**Work item:** What you return must be every line from the beginning of the data through the line holding "Geometry: PBE0-D3(BJ)/def2-SVP.", unchanged.

**Entries provided:**
[Start of Attachment]

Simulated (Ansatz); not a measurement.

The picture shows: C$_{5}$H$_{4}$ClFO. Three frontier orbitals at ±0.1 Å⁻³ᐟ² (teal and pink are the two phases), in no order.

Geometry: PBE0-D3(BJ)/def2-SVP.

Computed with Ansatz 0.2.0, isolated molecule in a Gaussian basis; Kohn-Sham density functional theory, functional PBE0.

[End of Attachment]

**Response box:**
Simulated (Ansatz); not a measurement.

The picture shows: C$_{5}$H$_{4}$ClFO. Three frontier orbitals at ±0.1 Å⁻³ᐟ² (teal and pink are the two phases), in no order.

Geometry: PBE0-D3(BJ)/def2-SVP.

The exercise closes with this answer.